Each entry needs to be given again, character for character.

**********

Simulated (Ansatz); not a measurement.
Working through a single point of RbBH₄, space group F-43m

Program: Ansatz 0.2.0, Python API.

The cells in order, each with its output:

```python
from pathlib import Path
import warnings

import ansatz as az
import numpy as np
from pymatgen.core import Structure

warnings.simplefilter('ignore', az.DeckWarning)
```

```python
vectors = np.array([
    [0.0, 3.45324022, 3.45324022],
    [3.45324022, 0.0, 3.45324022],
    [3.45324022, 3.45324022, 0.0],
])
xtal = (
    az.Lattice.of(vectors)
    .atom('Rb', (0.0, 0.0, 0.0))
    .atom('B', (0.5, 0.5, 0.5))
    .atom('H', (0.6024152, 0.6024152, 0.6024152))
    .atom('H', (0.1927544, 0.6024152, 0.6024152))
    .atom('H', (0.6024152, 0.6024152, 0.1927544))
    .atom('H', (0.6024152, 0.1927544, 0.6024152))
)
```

**********

▸ Response area
Simulated (Ansatz); not a measurement.
Working through a single point of RbBH₄, space group F-43m

Program: Ansatz 0.2.0, Python API.

The cells in order, each with its output:

```python
from pathlib import Path
import warnings

import ansatz as az
import numpy as np
from pymatgen.core import Structure

warnings.simplefilter('ignore', az.DeckWarning)
```

```python
vectors = np.array([
    [0.0, 3.45324022, 3.45324022],
    [3.45324022, 0.0, 3.45324022],
    [3.45324022, 3.45324022, 0.0],
])
xtal = (
    az.Lattice.of(vectors)
    .atom('Rb', (0.0, 0.0, 0.0))
    .atom('B', (0.5, 0.5, 0.5))
    .atom('H', (0.6024152, 0.6024152, 0.6024152))
    .atom('H', (0.1927544, 0.6024152, 0.6024152))
    .atom('H', (0.6024152, 0.6024152, 0.1927544))
    .atom('H', (0.6024152, 0.1927544, 0.6024152))
)
```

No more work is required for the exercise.